• BRIEF
Start the output with the opening line of the listing below and continue, reproducing each line exactly, up to and including the line that contains "The starting cell".

_ _ _ _ _
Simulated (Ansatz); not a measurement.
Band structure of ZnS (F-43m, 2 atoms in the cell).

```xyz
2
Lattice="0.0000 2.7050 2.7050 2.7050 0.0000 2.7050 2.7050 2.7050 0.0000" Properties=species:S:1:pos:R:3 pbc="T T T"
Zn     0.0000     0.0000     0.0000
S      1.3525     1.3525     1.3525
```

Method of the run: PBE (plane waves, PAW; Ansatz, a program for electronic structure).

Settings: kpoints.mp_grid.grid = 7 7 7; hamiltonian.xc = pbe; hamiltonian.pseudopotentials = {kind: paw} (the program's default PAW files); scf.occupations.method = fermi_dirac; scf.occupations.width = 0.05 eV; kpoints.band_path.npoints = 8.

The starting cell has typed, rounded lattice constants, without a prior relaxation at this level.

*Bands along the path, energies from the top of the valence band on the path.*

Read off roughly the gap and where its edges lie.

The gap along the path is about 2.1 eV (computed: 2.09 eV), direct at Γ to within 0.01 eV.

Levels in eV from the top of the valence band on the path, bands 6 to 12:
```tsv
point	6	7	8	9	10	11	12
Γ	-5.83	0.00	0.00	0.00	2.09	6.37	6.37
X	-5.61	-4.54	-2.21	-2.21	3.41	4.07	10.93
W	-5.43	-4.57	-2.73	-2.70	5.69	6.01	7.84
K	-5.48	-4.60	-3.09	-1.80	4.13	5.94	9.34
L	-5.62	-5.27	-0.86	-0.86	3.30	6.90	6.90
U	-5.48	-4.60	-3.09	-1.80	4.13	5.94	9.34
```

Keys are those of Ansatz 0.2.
_ _ _ _ _

• EXERCISE ANSWER
Simulated (Ansatz); not a measurement.
Band structure of ZnS (F-43m, 2 atoms in the cell).

```xyz
2
Lattice="0.0000 2.7050 2.7050 2.7050 0.0000 2.7050 2.7050 2.7050 0.0000" Properties=species:S:1:pos:R:3 pbc="T T T"
Zn     0.0000     0.0000     0.0000
S      1.3525     1.3525     1.3525
```

Method of the run: PBE (plane waves, PAW; Ansatz, a program for electronic structure).

Settings: kpoints.mp_grid.grid = 7 7 7; hamiltonian.xc = pbe; hamiltonian.pseudopotentials = {kind: paw} (the program's default PAW files); scf.occupations.method = fermi_dirac; scf.occupations.width = 0.05 eV; kpoints.band_path.npoints = 8.

The starting cell has typed, rounded lattice constants, without a prior relaxation at this level.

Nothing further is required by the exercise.